Stored data -
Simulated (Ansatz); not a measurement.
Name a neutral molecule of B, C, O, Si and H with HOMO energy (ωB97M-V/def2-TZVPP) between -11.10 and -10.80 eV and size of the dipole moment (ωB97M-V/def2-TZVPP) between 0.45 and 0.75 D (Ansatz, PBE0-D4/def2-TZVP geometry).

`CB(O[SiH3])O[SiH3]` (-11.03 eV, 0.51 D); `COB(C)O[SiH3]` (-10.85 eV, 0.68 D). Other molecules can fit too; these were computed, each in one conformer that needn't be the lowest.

Task item - Return the listing above exactly, line for line.

Your solution -
Simulated (Ansatz); not a measurement.
Name a neutral molecule of B, C, O, Si and H with HOMO energy (ωB97M-V/def2-TZVPP) between -11.10 and -10.80 eV and size of the dipole moment (ωB97M-V/def2-TZVPP) between 0.45 and 0.75 D (Ansatz, PBE0-D4/def2-TZVP geometry).

`CB(O[SiH3])O[SiH3]` (-11.03 eV, 0.51 D); `COB(C)O[SiH3]` (-10.85 eV, 0.68 D). Other molecules can fit too; these were computed, each in one conformer that needn't be the lowest.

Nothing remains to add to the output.